** Data under study follows **

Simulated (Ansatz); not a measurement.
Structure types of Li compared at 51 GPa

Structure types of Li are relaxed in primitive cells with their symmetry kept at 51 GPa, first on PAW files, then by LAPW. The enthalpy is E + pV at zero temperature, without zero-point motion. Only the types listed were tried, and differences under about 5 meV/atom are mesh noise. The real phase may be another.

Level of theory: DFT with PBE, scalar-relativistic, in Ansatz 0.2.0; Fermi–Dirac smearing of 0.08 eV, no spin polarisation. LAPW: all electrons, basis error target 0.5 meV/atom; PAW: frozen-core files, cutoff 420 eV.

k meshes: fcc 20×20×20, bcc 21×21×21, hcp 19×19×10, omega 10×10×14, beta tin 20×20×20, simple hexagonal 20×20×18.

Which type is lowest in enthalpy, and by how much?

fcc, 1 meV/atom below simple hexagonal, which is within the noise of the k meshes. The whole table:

** End of Data under study **

• Task item: Reproduce all of the material above word for word.

• Task result:
Simulated (Ansatz); not a measurement.
Structure types of Li compared at 51 GPa

Structure types of Li are relaxed in primitive cells with their symmetry kept at 51 GPa, first on PAW files, then by LAPW. The enthalpy is E + pV at zero temperature, without zero-point motion. Only the types listed were tried, and differences under about 5 meV/atom are mesh noise. The real phase may be another.

Level of theory: DFT with PBE, scalar-relativistic, in Ansatz 0.2.0; Fermi–Dirac smearing of 0.08 eV, no spin polarisation. LAPW: all electrons, basis error target 0.5 meV/atom; PAW: frozen-core files, cutoff 420 eV.

k meshes: fcc 20×20×20, bcc 21×21×21, hcp 19×19×10, omega 10×10×14, beta tin 20×20×20, simple hexagonal 20×20×18.

Which type is lowest in enthalpy, and by how much?

fcc, 1 meV/atom below simple hexagonal, which is within the noise of the k meshes. The whole table:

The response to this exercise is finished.